* EXERCISE
Once the line with "Program: Quantum ESPRESSO" is found in the data, output it and each following line exactly, up to and including the line with "The signs are", and nothing before or after.

* DATA
Segment Open
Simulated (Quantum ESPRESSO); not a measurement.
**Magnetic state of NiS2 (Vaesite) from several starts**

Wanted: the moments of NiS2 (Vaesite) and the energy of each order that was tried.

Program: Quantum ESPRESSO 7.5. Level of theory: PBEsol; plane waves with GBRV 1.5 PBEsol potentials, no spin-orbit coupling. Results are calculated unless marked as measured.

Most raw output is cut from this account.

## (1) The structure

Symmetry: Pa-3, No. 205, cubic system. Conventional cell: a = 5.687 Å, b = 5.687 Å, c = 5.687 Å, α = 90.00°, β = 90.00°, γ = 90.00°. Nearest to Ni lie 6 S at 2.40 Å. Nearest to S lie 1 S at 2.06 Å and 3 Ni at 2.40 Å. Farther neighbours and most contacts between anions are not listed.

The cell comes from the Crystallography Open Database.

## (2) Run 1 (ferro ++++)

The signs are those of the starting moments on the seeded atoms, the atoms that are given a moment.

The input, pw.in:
Segment Closed

* TASK ANSWER
Program: Quantum ESPRESSO 7.5. Level of theory: PBEsol; plane waves with GBRV 1.5 PBEsol potentials, no spin-orbit coupling. Results are calculated unless marked as measured.

Most raw output is cut from this account.

## (1) The structure

Symmetry: Pa-3, No. 205, cubic system. Conventional cell: a = 5.687 Å, b = 5.687 Å, c = 5.687 Å, α = 90.00°, β = 90.00°, γ = 90.00°. Nearest to Ni lie 6 S at 2.40 Å. Nearest to S lie 1 S at 2.06 Å and 3 Ni at 2.40 Å. Farther neighbours and most contacts between anions are not listed.

The cell comes from the Crystallography Open Database.

## (2) Run 1 (ferro ++++)

The signs are those of the starting moments on the seeded atoms, the atoms that are given a moment.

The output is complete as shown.